◆ INFORMATION SUPPLIED ◆
══════
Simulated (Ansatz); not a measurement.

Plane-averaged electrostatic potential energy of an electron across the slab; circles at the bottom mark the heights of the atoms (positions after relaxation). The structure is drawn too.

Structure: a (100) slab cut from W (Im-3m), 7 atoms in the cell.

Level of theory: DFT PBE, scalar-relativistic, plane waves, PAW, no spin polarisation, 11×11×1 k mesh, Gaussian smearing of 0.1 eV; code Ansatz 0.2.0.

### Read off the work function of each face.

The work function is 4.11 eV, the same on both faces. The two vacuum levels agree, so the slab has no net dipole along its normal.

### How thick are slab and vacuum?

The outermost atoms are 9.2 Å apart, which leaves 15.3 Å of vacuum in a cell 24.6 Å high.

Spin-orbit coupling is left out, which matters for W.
══════

◆ REQUIREMENT ◆
Your task is to restate, word for word, only those lines above that fall between the line holding "### Read off the work function of each face." and the line holding "### How thick are slab and vacuum?", inclusive.

◆ EXERCISE RESULT ◆
### Read off the work function of each face.

The work function is 4.11 eV, the same on both faces. The two vacuum levels agree, so the slab has no net dipole along its normal.

### How thick are slab and vacuum?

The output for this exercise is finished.